==============================

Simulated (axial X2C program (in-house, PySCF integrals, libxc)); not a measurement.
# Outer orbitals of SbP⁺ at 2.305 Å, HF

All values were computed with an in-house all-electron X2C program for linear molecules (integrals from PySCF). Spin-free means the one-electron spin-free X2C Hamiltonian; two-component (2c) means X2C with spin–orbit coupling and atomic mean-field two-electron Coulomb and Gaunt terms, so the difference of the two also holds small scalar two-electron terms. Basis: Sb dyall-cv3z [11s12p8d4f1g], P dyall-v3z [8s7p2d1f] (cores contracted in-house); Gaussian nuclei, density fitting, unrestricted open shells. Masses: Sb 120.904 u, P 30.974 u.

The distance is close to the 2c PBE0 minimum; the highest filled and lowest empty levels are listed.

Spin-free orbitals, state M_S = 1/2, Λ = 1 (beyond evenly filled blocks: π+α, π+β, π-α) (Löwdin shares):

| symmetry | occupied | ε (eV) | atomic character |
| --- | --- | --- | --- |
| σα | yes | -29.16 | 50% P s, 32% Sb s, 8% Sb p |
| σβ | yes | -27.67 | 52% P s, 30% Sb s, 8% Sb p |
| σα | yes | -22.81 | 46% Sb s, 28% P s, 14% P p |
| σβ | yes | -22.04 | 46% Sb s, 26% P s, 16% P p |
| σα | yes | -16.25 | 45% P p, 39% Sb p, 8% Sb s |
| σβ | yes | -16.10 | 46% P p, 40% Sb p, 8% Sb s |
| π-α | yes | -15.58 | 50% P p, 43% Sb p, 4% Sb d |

==============================

§ **ASSIGNED TASK**
Give every entry in the listing above again, exactly as written.

§ **REPLY**
Simulated (axial X2C program (in-house, PySCF integrals, libxc)); not a measurement.
# Outer orbitals of SbP⁺ at 2.305 Å, HF

All values were computed with an in-house all-electron X2C program for linear molecules (integrals from PySCF). Spin-free means the one-electron spin-free X2C Hamiltonian; two-component (2c) means X2C with spin–orbit coupling and atomic mean-field two-electron Coulomb and Gaunt terms, so the difference of the two also holds small scalar two-electron terms. Basis: Sb dyall-cv3z [11s12p8d4f1g], P dyall-v3z [8s7p2d1f] (cores contracted in-house); Gaussian nuclei, density fitting, unrestricted open shells. Masses: Sb 120.904 u, P 30.974 u.

The distance is close to the 2c PBE0 minimum; the highest filled and lowest empty levels are listed.

Spin-free orbitals, state M_S = 1/2, Λ = 1 (beyond evenly filled blocks: π+α, π+β, π-α) (Löwdin shares):

| symmetry | occupied | ε (eV) | atomic character |
| --- | --- | --- | --- |
| σα | yes | -29.16 | 50% P s, 32% Sb s, 8% Sb p |
| σβ | yes | -27.67 | 52% P s, 30% Sb s, 8% Sb p |
| σα | yes | -22.81 | 46% Sb s, 28% P s, 14% P p |
| σβ | yes | -22.04 | 46% Sb s, 26% P s, 16% P p |
| σα | yes | -16.25 | 45% P p, 39% Sb p, 8% Sb s |
| σβ | yes | -16.10 | 46% P p, 40% Sb p, 8% Sb s |
| π-α | yes | -15.58 | 50% P p, 43% Sb p, 4% Sb d |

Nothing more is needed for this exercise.